● Supplied material:
* * * *

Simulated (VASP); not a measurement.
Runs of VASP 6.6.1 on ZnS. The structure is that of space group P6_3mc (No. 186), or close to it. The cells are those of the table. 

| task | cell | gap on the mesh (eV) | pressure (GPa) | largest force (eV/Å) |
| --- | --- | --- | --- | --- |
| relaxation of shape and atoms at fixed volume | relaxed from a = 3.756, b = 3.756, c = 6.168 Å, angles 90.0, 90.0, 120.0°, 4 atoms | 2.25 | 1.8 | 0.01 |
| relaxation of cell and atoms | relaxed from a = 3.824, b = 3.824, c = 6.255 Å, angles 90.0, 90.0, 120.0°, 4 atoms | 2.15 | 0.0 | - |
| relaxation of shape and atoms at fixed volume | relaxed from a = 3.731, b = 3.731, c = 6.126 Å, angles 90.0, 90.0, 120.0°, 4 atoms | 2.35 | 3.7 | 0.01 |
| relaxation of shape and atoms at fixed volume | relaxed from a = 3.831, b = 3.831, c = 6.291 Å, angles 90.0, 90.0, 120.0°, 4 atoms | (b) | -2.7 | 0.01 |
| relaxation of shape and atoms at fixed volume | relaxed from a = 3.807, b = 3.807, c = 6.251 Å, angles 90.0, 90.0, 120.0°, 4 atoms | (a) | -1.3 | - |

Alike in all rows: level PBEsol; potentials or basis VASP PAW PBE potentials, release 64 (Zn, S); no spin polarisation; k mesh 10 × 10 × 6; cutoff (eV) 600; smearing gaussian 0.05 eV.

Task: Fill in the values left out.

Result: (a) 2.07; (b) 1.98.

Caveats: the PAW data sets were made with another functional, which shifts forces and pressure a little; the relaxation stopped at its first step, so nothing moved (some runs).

* * * *

● Work task: When the line with "Task: Fill in the values left out." is reached in the data above, begin copying, and stop after the line with "Result: (a) 2.07; (b) 1.98."; copy each line exactly, both ends included.

● Response box:
Task: Fill in the values left out.

Result: (a) 2.07; (b) 1.98.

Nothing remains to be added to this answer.